**EXERCISE:**
Print the listing exactly, but only as far as the line containing "90; ISIF = 3 |". The first line and that line are both included.

**EXTRACTED MATERIAL:**
== == ==
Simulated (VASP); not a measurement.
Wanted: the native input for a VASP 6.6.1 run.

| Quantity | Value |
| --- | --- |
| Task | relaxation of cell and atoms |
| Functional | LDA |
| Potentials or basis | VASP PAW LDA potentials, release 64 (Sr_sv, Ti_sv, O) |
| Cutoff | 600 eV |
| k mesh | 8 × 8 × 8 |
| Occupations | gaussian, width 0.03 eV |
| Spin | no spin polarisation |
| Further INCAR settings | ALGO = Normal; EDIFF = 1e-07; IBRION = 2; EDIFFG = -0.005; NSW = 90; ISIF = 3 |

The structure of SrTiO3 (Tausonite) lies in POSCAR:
== == ==

**WRITTEN RESPONSE:**
Simulated (VASP); not a measurement.
Wanted: the native input for a VASP 6.6.1 run.

| Quantity | Value |
| --- | --- |
| Task | relaxation of cell and atoms |
| Functional | LDA |
| Potentials or basis | VASP PAW LDA potentials, release 64 (Sr_sv, Ti_sv, O) |
| Cutoff | 600 eV |
| k mesh | 8 × 8 × 8 |
| Occupations | gaussian, width 0.03 eV |
| Spin | no spin polarisation |
| Further INCAR settings | ALGO = Normal; EDIFF = 1e-07; IBRION = 2; EDIFFG = -0.005; NSW = 90; ISIF = 3 |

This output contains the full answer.